» **Dataset content**:
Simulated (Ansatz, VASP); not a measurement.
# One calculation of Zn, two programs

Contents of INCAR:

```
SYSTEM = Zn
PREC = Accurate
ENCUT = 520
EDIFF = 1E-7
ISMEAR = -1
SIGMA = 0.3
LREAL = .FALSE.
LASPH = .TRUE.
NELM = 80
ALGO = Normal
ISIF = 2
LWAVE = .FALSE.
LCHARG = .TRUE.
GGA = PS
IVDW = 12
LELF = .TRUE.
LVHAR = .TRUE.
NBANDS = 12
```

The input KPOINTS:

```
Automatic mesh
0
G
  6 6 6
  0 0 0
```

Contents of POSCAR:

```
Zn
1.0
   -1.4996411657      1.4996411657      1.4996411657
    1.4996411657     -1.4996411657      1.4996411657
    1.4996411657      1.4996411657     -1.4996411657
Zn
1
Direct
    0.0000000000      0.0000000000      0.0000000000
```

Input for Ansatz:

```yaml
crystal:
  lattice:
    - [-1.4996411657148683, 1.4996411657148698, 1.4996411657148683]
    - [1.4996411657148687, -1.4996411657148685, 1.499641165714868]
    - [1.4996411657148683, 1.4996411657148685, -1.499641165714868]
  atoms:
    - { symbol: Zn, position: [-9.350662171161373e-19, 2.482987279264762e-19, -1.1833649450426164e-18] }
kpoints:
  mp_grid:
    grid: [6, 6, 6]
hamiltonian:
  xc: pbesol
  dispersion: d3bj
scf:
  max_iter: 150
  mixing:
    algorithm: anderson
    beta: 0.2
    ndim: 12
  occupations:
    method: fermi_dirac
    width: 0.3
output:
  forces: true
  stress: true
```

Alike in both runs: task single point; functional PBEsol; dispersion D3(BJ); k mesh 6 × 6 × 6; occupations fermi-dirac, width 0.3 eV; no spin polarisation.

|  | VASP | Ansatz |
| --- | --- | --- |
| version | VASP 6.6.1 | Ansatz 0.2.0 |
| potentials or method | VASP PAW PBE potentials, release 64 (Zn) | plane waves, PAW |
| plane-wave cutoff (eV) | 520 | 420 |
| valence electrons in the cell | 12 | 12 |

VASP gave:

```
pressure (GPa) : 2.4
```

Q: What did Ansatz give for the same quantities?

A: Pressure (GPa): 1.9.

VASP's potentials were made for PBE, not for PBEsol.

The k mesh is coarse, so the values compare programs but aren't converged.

» **Work item**: After locating the line holding "A: Pressure (GPa): 1.9." above, output exactly that line and every line after it through the line holding "VASP's potentials were". Include nothing else.

» **Task response**:
A: Pressure (GPa): 1.9.

VASP's potentials were made for PBE, not for PBEsol.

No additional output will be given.